→ Work item
The whole of the data is to be returned without a single change.

→ Listed records
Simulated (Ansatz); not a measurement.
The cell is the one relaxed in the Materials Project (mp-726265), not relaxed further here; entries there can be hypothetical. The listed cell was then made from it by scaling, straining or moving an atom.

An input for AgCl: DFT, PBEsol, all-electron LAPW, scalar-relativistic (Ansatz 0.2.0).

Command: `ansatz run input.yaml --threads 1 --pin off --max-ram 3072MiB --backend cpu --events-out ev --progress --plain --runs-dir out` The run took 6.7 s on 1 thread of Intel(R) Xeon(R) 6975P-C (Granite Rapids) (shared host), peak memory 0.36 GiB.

→ Response box
Simulated (Ansatz); not a measurement.
The cell is the one relaxed in the Materials Project (mp-726265), not relaxed further here; entries there can be hypothetical. The listed cell was then made from it by scaling, straining or moving an atom.

An input for AgCl: DFT, PBEsol, all-electron LAPW, scalar-relativistic (Ansatz 0.2.0).

Command: `ansatz run input.yaml --threads 1 --pin off --max-ram 3072MiB --backend cpu --events-out ev --progress --plain --runs-dir out` The run took 6.7 s on 1 thread of Intel(R) Xeon(R) 6975P-C (Granite Rapids) (shared host), peak memory 0.36 GiB.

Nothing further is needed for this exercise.